● Data provided:
++++++++
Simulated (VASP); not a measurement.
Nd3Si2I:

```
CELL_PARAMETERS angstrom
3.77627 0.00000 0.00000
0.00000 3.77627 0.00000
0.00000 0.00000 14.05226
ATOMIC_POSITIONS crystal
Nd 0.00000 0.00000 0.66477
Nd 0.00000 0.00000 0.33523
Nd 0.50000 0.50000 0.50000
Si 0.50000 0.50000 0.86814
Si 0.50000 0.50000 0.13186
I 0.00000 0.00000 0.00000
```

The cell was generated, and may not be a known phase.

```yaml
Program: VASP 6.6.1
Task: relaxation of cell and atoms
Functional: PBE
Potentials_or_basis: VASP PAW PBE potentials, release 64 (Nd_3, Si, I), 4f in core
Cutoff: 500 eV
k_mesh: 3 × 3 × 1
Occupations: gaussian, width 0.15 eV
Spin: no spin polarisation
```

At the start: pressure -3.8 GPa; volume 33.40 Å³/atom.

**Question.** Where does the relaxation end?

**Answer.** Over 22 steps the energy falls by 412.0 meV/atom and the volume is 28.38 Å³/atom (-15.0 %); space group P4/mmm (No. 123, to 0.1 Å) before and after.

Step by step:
++++++++

● Action item: Only the lines from the opening of the material through the line with "before and after." should be echoed, exactly as written.

● Task answer:
Simulated (VASP); not a measurement.
Nd3Si2I:

```
CELL_PARAMETERS angstrom
3.77627 0.00000 0.00000
0.00000 3.77627 0.00000
0.00000 0.00000 14.05226
ATOMIC_POSITIONS crystal
Nd 0.00000 0.00000 0.66477
Nd 0.00000 0.00000 0.33523
Nd 0.50000 0.50000 0.50000
Si 0.50000 0.50000 0.86814
Si 0.50000 0.50000 0.13186
I 0.00000 0.00000 0.00000
```

The cell was generated, and may not be a known phase.

```yaml
Program: VASP 6.6.1
Task: relaxation of cell and atoms
Functional: PBE
Potentials_or_basis: VASP PAW PBE potentials, release 64 (Nd_3, Si, I), 4f in core
Cutoff: 500 eV
k_mesh: 3 × 3 × 1
Occupations: gaussian, width 0.15 eV
Spin: no spin polarisation
```

At the start: pressure -3.8 GPa; volume 33.40 Å³/atom.

**Question.** Where does the relaxation end?

**Answer.** Over 22 steps the energy falls by 412.0 meV/atom and the volume is 28.38 Å³/atom (-15.0 %); space group P4/mmm (No. 123, to 0.1 Å) before and after.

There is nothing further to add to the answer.